Supplied information Start Marker

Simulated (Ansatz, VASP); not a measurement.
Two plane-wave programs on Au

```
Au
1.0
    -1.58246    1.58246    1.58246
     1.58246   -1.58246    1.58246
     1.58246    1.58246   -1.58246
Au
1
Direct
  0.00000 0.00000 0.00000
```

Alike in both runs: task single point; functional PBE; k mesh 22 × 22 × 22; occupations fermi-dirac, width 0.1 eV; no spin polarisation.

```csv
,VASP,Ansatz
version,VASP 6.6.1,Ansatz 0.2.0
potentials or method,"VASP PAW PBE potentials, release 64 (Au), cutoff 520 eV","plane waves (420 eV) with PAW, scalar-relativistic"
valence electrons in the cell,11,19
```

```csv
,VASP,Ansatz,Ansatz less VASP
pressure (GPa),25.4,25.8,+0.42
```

Supplied information End Marker

When you copy the data, keep every line word for word.

**Result:**
Simulated (Ansatz, VASP); not a measurement.
Two plane-wave programs on Au

```
Au
1.0
    -1.58246    1.58246    1.58246
     1.58246   -1.58246    1.58246
     1.58246    1.58246   -1.58246
Au
1
Direct
  0.00000 0.00000 0.00000
```

Alike in both runs: task single point; functional PBE; k mesh 22 × 22 × 22; occupations fermi-dirac, width 0.1 eV; no spin polarisation.

```csv
,VASP,Ansatz
version,VASP 6.6.1,Ansatz 0.2.0
potentials or method,"VASP PAW PBE potentials, release 64 (Au), cutoff 520 eV","plane waves (420 eV) with PAW, scalar-relativistic"
valence electrons in the cell,11,19
```

```csv
,VASP,Ansatz,Ansatz less VASP
pressure (GPa),25.4,25.8,+0.42
```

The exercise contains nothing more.